**ACTION ITEM:** Nothing in the records that follow should differ once you have copied them out.

--- START ---

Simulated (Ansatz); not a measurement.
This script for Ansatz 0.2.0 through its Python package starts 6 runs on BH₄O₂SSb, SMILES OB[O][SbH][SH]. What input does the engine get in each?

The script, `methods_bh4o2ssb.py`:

--- END ---

**ANSWER SECTION:**
Simulated (Ansatz); not a measurement.
This script for Ansatz 0.2.0 through its Python package starts 6 runs on BH₄O₂SSb, SMILES OB[O][SbH][SH]. What input does the engine get in each?

The script, `methods_bh4o2ssb.py`:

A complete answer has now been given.